STORED DATA:
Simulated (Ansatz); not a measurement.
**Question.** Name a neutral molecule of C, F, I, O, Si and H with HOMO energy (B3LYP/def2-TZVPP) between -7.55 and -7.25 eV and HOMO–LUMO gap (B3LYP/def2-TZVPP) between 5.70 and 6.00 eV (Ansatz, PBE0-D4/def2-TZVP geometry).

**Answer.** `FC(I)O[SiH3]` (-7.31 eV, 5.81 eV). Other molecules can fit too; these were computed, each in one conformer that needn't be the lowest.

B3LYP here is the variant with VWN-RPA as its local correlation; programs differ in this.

EXERCISE: From the listing above, the lines starting with the one that has "(Ansatz, PBE0-D4/def2-TZVP geometry)." and running through the one that has "be the lowest." should be copied exactly, ends included.

RESPONSE AREA:
**Question.** Name a neutral molecule of C, F, I, O, Si and H with HOMO energy (B3LYP/def2-TZVPP) between -7.55 and -7.25 eV and HOMO–LUMO gap (B3LYP/def2-TZVPP) between 5.70 and 6.00 eV (Ansatz, PBE0-D4/def2-TZVP geometry).

**Answer.** `FC(I)O[SiH3]` (-7.31 eV, 5.81 eV). Other molecules can fit too; these were computed, each in one conformer that needn't be the lowest.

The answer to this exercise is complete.